**REQUIRED ACTION:** Below are entries; print them exactly from the first line through the one containing "(1) No bond".

**EXCERPTED DATA:**
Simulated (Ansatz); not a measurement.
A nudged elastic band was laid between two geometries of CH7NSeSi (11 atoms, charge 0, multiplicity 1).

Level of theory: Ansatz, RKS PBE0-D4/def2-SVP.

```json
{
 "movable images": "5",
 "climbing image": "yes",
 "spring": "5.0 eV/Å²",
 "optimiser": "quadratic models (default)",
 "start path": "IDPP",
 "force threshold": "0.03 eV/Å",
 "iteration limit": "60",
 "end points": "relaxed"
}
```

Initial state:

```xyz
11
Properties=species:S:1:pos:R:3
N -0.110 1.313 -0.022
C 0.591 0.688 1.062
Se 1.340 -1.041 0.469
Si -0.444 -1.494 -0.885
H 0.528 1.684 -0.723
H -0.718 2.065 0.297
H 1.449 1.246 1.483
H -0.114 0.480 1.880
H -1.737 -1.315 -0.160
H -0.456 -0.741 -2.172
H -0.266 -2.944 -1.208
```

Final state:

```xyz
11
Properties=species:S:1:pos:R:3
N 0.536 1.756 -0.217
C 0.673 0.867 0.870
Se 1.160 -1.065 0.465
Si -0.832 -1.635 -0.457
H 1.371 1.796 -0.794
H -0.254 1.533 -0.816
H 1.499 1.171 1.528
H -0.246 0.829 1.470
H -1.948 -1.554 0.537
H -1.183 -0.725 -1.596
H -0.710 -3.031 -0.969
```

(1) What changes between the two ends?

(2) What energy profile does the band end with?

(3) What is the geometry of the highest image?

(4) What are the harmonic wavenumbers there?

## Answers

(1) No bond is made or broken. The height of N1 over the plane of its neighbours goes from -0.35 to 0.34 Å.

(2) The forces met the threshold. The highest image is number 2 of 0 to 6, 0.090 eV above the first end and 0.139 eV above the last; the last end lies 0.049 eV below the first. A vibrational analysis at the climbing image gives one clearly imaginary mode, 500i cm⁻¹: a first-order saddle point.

**EXPECTED ANSWER:**
Simulated (Ansatz); not a measurement.
A nudged elastic band was laid between two geometries of CH7NSeSi (11 atoms, charge 0, multiplicity 1).

Level of theory: Ansatz, RKS PBE0-D4/def2-SVP.

```json
{
 "movable images": "5",
 "climbing image": "yes",
 "spring": "5.0 eV/Å²",
 "optimiser": "quadratic models (default)",
 "start path": "IDPP",
 "force threshold": "0.03 eV/Å",
 "iteration limit": "60",
 "end points": "relaxed"
}
```

Initial state:

```xyz
11
Properties=species:S:1:pos:R:3
N -0.110 1.313 -0.022
C 0.591 0.688 1.062
Se 1.340 -1.041 0.469
Si -0.444 -1.494 -0.885
H 0.528 1.684 -0.723
H -0.718 2.065 0.297
H 1.449 1.246 1.483
H -0.114 0.480 1.880
H -1.737 -1.315 -0.160
H -0.456 -0.741 -2.172
H -0.266 -2.944 -1.208
```

Final state:

```xyz
11
Properties=species:S:1:pos:R:3
N 0.536 1.756 -0.217
C 0.673 0.867 0.870
Se 1.160 -1.065 0.465
Si -0.832 -1.635 -0.457
H 1.371 1.796 -0.794
H -0.254 1.533 -0.816
H 1.499 1.171 1.528
H -0.246 0.829 1.470
H -1.948 -1.554 0.537
H -1.183 -0.725 -1.596
H -0.710 -3.031 -0.969
```

(1) What changes between the two ends?

(2) What energy profile does the band end with?

(3) What is the geometry of the highest image?

(4) What are the harmonic wavenumbers there?

## Answers

(1) No bond is made or broken. The height of N1 over the plane of its neighbours goes from -0.35 to 0.34 Å.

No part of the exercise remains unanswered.